(Task item): Return exactly the lines below, starting with the one that has "Method of run" and going on through the one that has "The structure derives".

(Supplied data):
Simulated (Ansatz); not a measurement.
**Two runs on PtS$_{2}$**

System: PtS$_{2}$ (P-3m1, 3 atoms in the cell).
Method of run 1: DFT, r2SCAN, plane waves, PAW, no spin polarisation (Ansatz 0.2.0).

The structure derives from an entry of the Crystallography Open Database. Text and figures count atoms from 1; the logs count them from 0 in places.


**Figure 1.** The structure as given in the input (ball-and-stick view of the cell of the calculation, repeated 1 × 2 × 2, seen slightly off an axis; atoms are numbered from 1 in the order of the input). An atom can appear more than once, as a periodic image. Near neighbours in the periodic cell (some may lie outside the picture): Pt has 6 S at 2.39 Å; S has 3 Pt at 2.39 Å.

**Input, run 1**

(Answer space):
Method of run 1: DFT, r2SCAN, plane waves, PAW, no spin polarisation (Ansatz 0.2.0).

The structure derives from an entry of the Crystallography Open Database. Text and figures count atoms from 1; the logs count them from 0 in places.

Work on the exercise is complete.